══ RECORD EXTRACTS ══
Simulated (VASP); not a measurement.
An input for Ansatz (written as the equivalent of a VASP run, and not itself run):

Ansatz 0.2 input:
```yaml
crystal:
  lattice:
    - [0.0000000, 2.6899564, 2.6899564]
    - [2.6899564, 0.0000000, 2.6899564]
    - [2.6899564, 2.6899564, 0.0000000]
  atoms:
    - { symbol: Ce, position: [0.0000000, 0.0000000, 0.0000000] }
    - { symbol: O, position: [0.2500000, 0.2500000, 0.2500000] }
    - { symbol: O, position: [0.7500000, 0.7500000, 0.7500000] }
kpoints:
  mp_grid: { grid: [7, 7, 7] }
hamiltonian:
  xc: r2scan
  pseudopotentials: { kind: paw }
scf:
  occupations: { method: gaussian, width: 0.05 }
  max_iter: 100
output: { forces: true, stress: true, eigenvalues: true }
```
═══

**WORK INSTRUCTION**
What is needed is the full listing, reproduced exactly.

**SOLUTION**
Simulated (VASP); not a measurement.
An input for Ansatz (written as the equivalent of a VASP run, and not itself run):

Ansatz 0.2 input:
```yaml
crystal:
  lattice:
    - [0.0000000, 2.6899564, 2.6899564]
    - [2.6899564, 0.0000000, 2.6899564]
    - [2.6899564, 2.6899564, 0.0000000]
  atoms:
    - { symbol: Ce, position: [0.0000000, 0.0000000, 0.0000000] }
    - { symbol: O, position: [0.2500000, 0.2500000, 0.2500000] }
    - { symbol: O, position: [0.7500000, 0.7500000, 0.7500000] }
kpoints:
  mp_grid: { grid: [7, 7, 7] }
hamiltonian:
  xc: r2scan
  pseudopotentials: { kind: paw }
scf:
  occupations: { method: gaussian, width: 0.05 }
  max_iter: 100
output: { forces: true, stress: true, eigenvalues: true }
```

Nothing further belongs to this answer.